**Exercise**
Give back exactly the lines of the entries below from the line with "Task: Name the" to the line with "Result: No convergence: diis", inclusive, and only those.

**Data records**
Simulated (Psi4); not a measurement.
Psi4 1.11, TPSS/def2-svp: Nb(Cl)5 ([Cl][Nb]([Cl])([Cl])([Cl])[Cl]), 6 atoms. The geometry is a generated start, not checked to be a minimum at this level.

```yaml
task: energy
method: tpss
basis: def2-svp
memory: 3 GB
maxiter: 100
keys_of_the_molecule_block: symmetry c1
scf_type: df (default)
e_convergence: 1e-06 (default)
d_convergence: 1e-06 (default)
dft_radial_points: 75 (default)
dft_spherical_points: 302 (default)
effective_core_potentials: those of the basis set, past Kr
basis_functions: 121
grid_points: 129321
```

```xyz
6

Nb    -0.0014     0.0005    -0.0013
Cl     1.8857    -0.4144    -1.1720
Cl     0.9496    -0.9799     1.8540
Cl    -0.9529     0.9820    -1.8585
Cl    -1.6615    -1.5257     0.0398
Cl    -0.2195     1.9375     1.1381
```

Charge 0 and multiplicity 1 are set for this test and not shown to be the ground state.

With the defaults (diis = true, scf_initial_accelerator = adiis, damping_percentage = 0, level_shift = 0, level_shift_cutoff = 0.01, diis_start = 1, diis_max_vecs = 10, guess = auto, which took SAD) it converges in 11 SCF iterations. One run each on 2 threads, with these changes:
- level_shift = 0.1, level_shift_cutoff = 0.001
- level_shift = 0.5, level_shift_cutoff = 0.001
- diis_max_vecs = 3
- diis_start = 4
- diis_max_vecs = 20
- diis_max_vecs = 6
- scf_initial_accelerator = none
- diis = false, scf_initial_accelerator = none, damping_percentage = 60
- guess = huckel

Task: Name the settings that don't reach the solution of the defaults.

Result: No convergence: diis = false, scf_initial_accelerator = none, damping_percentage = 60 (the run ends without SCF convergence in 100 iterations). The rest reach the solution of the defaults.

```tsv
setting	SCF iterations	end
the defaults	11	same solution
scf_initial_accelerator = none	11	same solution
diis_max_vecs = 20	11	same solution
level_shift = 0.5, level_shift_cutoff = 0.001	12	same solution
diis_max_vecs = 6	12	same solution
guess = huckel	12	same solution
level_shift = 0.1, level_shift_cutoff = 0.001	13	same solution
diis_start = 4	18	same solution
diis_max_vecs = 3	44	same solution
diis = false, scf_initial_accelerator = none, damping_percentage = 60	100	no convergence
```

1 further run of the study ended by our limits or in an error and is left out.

**Reply**
Task: Name the settings that don't reach the solution of the defaults.

Result: No convergence: diis = false, scf_initial_accelerator = none, damping_percentage = 60 (the run ends without SCF convergence in 100 iterations). The rest reach the solution of the defaults.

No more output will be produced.